[Start of section]

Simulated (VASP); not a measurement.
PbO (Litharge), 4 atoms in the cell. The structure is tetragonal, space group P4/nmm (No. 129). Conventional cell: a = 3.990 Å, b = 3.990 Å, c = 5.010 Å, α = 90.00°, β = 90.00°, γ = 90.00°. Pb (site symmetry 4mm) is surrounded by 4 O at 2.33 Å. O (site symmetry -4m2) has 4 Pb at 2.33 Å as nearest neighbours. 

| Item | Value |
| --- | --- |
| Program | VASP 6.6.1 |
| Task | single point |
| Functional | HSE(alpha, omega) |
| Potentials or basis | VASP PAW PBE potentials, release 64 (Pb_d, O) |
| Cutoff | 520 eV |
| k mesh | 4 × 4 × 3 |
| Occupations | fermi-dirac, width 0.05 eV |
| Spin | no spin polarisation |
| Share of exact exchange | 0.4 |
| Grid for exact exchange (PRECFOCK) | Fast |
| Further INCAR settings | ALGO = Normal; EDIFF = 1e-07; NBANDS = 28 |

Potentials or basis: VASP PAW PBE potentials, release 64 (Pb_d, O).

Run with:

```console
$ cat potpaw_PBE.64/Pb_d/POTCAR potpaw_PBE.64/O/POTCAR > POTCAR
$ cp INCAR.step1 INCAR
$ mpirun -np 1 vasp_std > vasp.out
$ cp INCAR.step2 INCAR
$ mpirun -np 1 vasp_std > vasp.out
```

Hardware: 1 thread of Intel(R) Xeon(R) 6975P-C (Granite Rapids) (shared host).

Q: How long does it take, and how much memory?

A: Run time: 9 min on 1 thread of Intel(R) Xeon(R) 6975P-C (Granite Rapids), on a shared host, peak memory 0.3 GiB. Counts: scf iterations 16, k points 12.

[End of section]

■ Assignment
Out of the data above, transcribe exactly and only the lines starting with the line that has "(PRECFOCK) | Fast |" and going on through the line that has "Q: How long", both included.

■ Answer space
| Grid for exact exchange (PRECFOCK) | Fast |
| Further INCAR settings | ALGO = Normal; EDIFF = 1e-07; NBANDS = 28 |

Potentials or basis: VASP PAW PBE potentials, release 64 (Pb_d, O).

Run with:

```console
$ cat potpaw_PBE.64/Pb_d/POTCAR potpaw_PBE.64/O/POTCAR > POTCAR
$ cp INCAR.step1 INCAR
$ mpirun -np 1 vasp_std > vasp.out
$ cp INCAR.step2 INCAR
$ mpirun -np 1 vasp_std > vasp.out
```

Hardware: 1 thread of Intel(R) Xeon(R) 6975P-C (Granite Rapids) (shared host).

Q: How long does it take, and how much memory?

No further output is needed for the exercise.